_ASSIGNMENT_:
Give back the lines of the records exactly, starting at the first and ending at the one with "Worked fit of".

_DATASET_:
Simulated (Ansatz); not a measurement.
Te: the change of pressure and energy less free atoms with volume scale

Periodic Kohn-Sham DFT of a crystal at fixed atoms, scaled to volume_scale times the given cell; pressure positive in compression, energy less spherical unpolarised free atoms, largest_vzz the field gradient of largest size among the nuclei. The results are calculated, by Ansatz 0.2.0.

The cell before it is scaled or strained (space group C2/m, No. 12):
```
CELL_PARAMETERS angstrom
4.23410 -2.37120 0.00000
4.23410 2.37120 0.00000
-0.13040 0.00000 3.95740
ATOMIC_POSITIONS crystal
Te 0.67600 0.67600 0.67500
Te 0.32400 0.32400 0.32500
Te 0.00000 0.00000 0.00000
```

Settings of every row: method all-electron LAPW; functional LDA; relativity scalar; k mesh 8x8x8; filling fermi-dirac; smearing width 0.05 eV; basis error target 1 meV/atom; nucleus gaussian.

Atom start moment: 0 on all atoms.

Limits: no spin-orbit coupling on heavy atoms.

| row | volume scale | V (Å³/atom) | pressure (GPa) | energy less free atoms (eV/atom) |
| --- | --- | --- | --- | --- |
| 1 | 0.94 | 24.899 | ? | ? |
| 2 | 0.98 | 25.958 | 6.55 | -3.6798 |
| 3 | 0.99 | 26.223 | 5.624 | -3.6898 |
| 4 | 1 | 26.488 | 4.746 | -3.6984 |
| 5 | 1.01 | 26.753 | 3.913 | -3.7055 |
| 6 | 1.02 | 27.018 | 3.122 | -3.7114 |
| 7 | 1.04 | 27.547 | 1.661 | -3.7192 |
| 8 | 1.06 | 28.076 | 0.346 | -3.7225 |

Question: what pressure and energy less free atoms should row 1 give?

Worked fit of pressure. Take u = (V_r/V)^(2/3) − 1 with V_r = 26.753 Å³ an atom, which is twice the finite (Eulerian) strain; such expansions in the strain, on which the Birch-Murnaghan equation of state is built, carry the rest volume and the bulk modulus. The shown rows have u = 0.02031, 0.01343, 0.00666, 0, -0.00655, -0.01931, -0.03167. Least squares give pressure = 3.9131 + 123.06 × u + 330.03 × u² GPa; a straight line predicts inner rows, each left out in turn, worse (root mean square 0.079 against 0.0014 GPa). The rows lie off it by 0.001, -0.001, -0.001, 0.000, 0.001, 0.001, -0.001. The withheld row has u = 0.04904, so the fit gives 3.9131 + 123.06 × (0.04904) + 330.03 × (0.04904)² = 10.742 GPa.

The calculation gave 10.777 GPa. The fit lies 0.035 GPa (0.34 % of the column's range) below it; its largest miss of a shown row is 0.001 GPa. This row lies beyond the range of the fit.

_YOUR RESPONSE_:
Simulated (Ansatz); not a measurement.
Te: the change of pressure and energy less free atoms with volume scale

Periodic Kohn-Sham DFT of a crystal at fixed atoms, scaled to volume_scale times the given cell; pressure positive in compression, energy less spherical unpolarised free atoms, largest_vzz the field gradient of largest size among the nuclei. The results are calculated, by Ansatz 0.2.0.

The cell before it is scaled or strained (space group C2/m, No. 12):
```
CELL_PARAMETERS angstrom
4.23410 -2.37120 0.00000
4.23410 2.37120 0.00000
-0.13040 0.00000 3.95740
ATOMIC_POSITIONS crystal
Te 0.67600 0.67600 0.67500
Te 0.32400 0.32400 0.32500
Te 0.00000 0.00000 0.00000
```

Settings of every row: method all-electron LAPW; functional LDA; relativity scalar; k mesh 8x8x8; filling fermi-dirac; smearing width 0.05 eV; basis error target 1 meV/atom; nucleus gaussian.

Atom start moment: 0 on all atoms.

Limits: no spin-orbit coupling on heavy atoms.

| row | volume scale | V (Å³/atom) | pressure (GPa) | energy less free atoms (eV/atom) |
| --- | --- | --- | --- | --- |
| 1 | 0.94 | 24.899 | ? | ? |
| 2 | 0.98 | 25.958 | 6.55 | -3.6798 |
| 3 | 0.99 | 26.223 | 5.624 | -3.6898 |
| 4 | 1 | 26.488 | 4.746 | -3.6984 |
| 5 | 1.01 | 26.753 | 3.913 | -3.7055 |
| 6 | 1.02 | 27.018 | 3.122 | -3.7114 |
| 7 | 1.04 | 27.547 | 1.661 | -3.7192 |
| 8 | 1.06 | 28.076 | 0.346 | -3.7225 |

Question: what pressure and energy less free atoms should row 1 give?

Worked fit of pressure. Take u = (V_r/V)^(2/3) − 1 with V_r = 26.753 Å³ an atom, which is twice the finite (Eulerian) strain; such expansions in the strain, on which the Birch-Murnaghan equation of state is built, carry the rest volume and the bulk modulus. The shown rows have u = 0.02031, 0.01343, 0.00666, 0, -0.00655, -0.01931, -0.03167. Least squares give pressure = 3.9131 + 123.06 × u + 330.03 × u² GPa; a straight line predicts inner rows, each left out in turn, worse (root mean square 0.079 against 0.0014 GPa). The rows lie off it by 0.001, -0.001, -0.001, 0.000, 0.001, 0.001, -0.001. The withheld row has u = 0.04904, so the fit gives 3.9131 + 123.06 × (0.04904) + 330.03 × (0.04904)² = 10.742 GPa.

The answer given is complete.